- _Stored data_:
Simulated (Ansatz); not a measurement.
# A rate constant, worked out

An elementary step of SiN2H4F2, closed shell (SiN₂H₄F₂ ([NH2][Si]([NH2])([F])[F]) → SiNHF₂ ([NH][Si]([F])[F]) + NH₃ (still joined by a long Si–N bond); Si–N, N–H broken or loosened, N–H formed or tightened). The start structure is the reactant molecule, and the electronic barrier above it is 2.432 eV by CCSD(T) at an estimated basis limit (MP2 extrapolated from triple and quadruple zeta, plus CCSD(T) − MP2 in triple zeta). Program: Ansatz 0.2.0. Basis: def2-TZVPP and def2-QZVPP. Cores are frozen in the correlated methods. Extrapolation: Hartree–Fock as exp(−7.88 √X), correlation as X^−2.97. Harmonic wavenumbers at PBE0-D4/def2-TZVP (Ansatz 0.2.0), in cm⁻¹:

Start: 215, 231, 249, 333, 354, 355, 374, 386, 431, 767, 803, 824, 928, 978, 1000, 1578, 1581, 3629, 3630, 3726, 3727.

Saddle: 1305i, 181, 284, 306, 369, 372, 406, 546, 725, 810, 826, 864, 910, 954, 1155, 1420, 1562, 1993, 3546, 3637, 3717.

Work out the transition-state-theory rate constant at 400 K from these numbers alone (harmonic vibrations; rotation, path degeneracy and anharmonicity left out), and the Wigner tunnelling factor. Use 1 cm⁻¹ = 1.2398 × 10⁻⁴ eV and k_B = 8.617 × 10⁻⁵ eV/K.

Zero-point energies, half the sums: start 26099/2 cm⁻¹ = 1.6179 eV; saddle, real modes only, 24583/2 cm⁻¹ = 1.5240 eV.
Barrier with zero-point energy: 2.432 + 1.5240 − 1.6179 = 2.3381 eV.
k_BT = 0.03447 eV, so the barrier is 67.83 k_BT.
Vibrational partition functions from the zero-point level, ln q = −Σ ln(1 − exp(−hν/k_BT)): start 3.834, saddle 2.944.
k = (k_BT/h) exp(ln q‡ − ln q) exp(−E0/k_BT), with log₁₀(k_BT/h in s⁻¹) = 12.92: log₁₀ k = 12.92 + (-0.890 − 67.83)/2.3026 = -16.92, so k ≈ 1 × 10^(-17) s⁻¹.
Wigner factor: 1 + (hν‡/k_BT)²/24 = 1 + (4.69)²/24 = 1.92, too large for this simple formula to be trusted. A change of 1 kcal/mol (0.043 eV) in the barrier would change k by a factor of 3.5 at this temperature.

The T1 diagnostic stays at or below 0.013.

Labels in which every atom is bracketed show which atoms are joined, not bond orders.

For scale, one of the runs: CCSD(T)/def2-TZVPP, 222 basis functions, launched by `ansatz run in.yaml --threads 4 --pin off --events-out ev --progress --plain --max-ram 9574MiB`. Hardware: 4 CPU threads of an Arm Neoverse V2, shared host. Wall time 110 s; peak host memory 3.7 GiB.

- _Brief_:
Repeat exactly the lines that run from the opening of the listing through the line holding "# A rate constant, worked out". Leave out everything else.

- _Your response_:
Simulated (Ansatz); not a measurement.
# A rate constant, worked out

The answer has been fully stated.